Work instruction: Line by line, restate the material exactly.

Input data: Begin

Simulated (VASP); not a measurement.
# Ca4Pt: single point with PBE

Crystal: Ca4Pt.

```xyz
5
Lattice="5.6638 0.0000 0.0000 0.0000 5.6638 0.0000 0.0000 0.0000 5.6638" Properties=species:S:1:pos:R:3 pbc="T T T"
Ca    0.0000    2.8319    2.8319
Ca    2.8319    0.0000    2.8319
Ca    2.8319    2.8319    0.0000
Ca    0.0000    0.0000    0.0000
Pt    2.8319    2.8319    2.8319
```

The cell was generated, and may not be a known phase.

Input data: End

Solution:
Simulated (VASP); not a measurement.
# Ca4Pt: single point with PBE

Crystal: Ca4Pt.

```xyz
5
Lattice="5.6638 0.0000 0.0000 0.0000 5.6638 0.0000 0.0000 0.0000 5.6638" Properties=species:S:1:pos:R:3 pbc="T T T"
Ca    0.0000    2.8319    2.8319
Ca    2.8319    0.0000    2.8319
Ca    2.8319    2.8319    0.0000
Ca    0.0000    0.0000    0.0000
Pt    2.8319    2.8319    2.8319
```

The cell was generated, and may not be a known phase.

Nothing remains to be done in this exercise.